PROVIDED DATA
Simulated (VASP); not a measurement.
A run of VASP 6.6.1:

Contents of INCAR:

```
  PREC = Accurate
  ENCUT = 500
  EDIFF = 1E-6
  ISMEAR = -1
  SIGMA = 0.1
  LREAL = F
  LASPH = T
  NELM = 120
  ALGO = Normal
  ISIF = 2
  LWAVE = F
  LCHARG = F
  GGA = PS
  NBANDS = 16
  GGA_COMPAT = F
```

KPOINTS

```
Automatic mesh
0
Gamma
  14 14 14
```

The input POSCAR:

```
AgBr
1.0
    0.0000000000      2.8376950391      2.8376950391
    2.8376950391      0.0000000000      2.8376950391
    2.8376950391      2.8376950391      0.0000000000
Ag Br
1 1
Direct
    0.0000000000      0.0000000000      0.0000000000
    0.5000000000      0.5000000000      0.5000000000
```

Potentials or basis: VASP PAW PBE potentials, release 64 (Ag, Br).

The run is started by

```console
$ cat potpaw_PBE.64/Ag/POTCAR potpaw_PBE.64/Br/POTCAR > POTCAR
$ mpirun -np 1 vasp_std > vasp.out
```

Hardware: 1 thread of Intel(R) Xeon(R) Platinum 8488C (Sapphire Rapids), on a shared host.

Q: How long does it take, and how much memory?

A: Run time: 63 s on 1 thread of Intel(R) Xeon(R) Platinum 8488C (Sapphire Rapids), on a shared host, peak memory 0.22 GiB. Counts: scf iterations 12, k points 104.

ASSIGNMENT
Repeat exactly the lines that run from the opening of the listing through the line holding "Potentials or basis: VASP". Leave out everything else.

EXERCISE ANSWER
Simulated (VASP); not a measurement.
A run of VASP 6.6.1:

Contents of INCAR:

```
  PREC = Accurate
  ENCUT = 500
  EDIFF = 1E-6
  ISMEAR = -1
  SIGMA = 0.1
  LREAL = F
  LASPH = T
  NELM = 120
  ALGO = Normal
  ISIF = 2
  LWAVE = F
  LCHARG = F
  GGA = PS
  NBANDS = 16
  GGA_COMPAT = F
```

KPOINTS

```
Automatic mesh
0
Gamma
  14 14 14
```

The input POSCAR:

```
AgBr
1.0
    0.0000000000      2.8376950391      2.8376950391
    2.8376950391      0.0000000000      2.8376950391
    2.8376950391      2.8376950391      0.0000000000
Ag Br
1 1
Direct
    0.0000000000      0.0000000000      0.0000000000
    0.5000000000      0.5000000000      0.5000000000
```

Potentials or basis: VASP PAW PBE potentials, release 64 (Ag, Br).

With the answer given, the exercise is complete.